Available data
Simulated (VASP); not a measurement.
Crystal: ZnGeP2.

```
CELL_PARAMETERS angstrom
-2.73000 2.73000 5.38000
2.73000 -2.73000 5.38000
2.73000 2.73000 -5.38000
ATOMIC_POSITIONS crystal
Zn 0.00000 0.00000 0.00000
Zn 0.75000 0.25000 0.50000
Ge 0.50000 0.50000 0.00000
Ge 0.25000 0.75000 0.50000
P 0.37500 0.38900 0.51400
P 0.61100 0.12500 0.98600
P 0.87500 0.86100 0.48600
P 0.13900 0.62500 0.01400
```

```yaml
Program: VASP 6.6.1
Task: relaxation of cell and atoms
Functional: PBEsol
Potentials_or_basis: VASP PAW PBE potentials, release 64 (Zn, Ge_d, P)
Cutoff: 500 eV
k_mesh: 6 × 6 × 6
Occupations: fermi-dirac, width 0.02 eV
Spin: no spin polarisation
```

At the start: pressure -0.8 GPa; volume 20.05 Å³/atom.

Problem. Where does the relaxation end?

Task item
Nothing in the records may be left out; transcribe all of them exactly.

Answer section
Simulated (VASP); not a measurement.
Crystal: ZnGeP2.

```
CELL_PARAMETERS angstrom
-2.73000 2.73000 5.38000
2.73000 -2.73000 5.38000
2.73000 2.73000 -5.38000
ATOMIC_POSITIONS crystal
Zn 0.00000 0.00000 0.00000
Zn 0.75000 0.25000 0.50000
Ge 0.50000 0.50000 0.00000
Ge 0.25000 0.75000 0.50000
P 0.37500 0.38900 0.51400
P 0.61100 0.12500 0.98600
P 0.87500 0.86100 0.48600
P 0.13900 0.62500 0.01400
```

```yaml
Program: VASP 6.6.1
Task: relaxation of cell and atoms
Functional: PBEsol
Potentials_or_basis: VASP PAW PBE potentials, release 64 (Zn, Ge_d, P)
Cutoff: 500 eV
k_mesh: 6 × 6 × 6
Occupations: fermi-dirac, width 0.02 eV
Spin: no spin polarisation
```

At the start: pressure -0.8 GPa; volume 20.05 Å³/atom.

Problem. Where does the relaxation end?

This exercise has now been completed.